## Activity
Reproduce each entry below verbatim.

## Study material
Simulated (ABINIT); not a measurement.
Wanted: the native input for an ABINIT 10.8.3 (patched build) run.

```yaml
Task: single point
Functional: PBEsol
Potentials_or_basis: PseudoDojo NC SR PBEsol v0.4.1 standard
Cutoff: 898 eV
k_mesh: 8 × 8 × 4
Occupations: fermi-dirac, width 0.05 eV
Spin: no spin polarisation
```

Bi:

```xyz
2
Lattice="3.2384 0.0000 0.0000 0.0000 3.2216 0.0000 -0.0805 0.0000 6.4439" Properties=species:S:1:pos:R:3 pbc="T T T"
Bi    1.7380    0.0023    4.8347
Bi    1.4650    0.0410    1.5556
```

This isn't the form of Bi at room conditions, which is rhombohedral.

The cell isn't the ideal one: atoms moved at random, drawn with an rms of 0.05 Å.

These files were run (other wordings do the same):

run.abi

## Answer section
Simulated (ABINIT); not a measurement.
Wanted: the native input for an ABINIT 10.8.3 (patched build) run.

```yaml
Task: single point
Functional: PBEsol
Potentials_or_basis: PseudoDojo NC SR PBEsol v0.4.1 standard
Cutoff: 898 eV
k_mesh: 8 × 8 × 4
Occupations: fermi-dirac, width 0.05 eV
Spin: no spin polarisation
```

Bi:

```xyz
2
Lattice="3.2384 0.0000 0.0000 0.0000 3.2216 0.0000 -0.0805 0.0000 6.4439" Properties=species:S:1:pos:R:3 pbc="T T T"
Bi    1.7380    0.0023    4.8347
Bi    1.4650    0.0410    1.5556
```

This isn't the form of Bi at room conditions, which is rhombohedral.

The cell isn't the ideal one: atoms moved at random, drawn with an rms of 0.05 Å.

These files were run (other wordings do the same):

run.abi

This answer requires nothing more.